▶ **Work instruction**:
Reproduce only the top of the records, down to and including the line containing "-2.04 | 0.93 |".

▶ **Listed records**:
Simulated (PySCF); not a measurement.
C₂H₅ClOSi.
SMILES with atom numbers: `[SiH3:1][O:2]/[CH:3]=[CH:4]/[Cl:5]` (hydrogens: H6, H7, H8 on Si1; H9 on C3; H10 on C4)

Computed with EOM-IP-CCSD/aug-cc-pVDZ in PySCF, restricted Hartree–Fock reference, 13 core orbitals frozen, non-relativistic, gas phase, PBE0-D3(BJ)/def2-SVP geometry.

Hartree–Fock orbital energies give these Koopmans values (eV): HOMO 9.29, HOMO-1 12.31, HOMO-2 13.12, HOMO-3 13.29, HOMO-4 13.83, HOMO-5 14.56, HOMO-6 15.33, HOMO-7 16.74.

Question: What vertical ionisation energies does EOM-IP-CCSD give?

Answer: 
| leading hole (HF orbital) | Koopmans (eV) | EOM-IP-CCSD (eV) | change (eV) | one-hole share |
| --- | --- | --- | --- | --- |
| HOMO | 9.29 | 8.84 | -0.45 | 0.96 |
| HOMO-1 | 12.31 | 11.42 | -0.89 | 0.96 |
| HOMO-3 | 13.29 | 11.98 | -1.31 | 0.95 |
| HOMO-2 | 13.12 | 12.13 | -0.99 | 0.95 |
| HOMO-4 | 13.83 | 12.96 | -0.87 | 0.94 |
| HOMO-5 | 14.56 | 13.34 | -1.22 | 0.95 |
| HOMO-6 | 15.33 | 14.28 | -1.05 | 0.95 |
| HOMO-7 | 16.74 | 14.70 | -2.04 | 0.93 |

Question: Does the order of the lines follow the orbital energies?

▶ **Exercise solution**:
Simulated (PySCF); not a measurement.
C₂H₅ClOSi.
SMILES with atom numbers: `[SiH3:1][O:2]/[CH:3]=[CH:4]/[Cl:5]` (hydrogens: H6, H7, H8 on Si1; H9 on C3; H10 on C4)

Computed with EOM-IP-CCSD/aug-cc-pVDZ in PySCF, restricted Hartree–Fock reference, 13 core orbitals frozen, non-relativistic, gas phase, PBE0-D3(BJ)/def2-SVP geometry.

Hartree–Fock orbital energies give these Koopmans values (eV): HOMO 9.29, HOMO-1 12.31, HOMO-2 13.12, HOMO-3 13.29, HOMO-4 13.83, HOMO-5 14.56, HOMO-6 15.33, HOMO-7 16.74.

Question: What vertical ionisation energies does EOM-IP-CCSD give?

Answer: 
| leading hole (HF orbital) | Koopmans (eV) | EOM-IP-CCSD (eV) | change (eV) | one-hole share |
| --- | --- | --- | --- | --- |
| HOMO | 9.29 | 8.84 | -0.45 | 0.96 |
| HOMO-1 | 12.31 | 11.42 | -0.89 | 0.96 |
| HOMO-3 | 13.29 | 11.98 | -1.31 | 0.95 |
| HOMO-2 | 13.12 | 12.13 | -0.99 | 0.95 |
| HOMO-4 | 13.83 | 12.96 | -0.87 | 0.94 |
| HOMO-5 | 14.56 | 13.34 | -1.22 | 0.95 |
| HOMO-6 | 15.33 | 14.28 | -1.05 | 0.95 |
| HOMO-7 | 16.74 | 14.70 | -2.04 | 0.93 |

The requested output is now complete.